◆ ◆ ◆ ◆ ◆

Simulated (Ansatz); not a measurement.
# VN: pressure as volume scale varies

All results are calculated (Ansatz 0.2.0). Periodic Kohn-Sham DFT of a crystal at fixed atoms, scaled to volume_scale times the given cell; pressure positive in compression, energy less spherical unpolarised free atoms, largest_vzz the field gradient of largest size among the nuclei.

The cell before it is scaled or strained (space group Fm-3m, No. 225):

◆ ◆ ◆ ◆ ◆

REQUIREMENT
Nothing in the data may differ; print all of it exactly as written.

RESPONSE
Simulated (Ansatz); not a measurement.
# VN: pressure as volume scale varies

All results are calculated (Ansatz 0.2.0). Periodic Kohn-Sham DFT of a crystal at fixed atoms, scaled to volume_scale times the given cell; pressure positive in compression, energy less spherical unpolarised free atoms, largest_vzz the field gradient of largest size among the nuclei.

The cell before it is scaled or strained (space group Fm-3m, No. 225):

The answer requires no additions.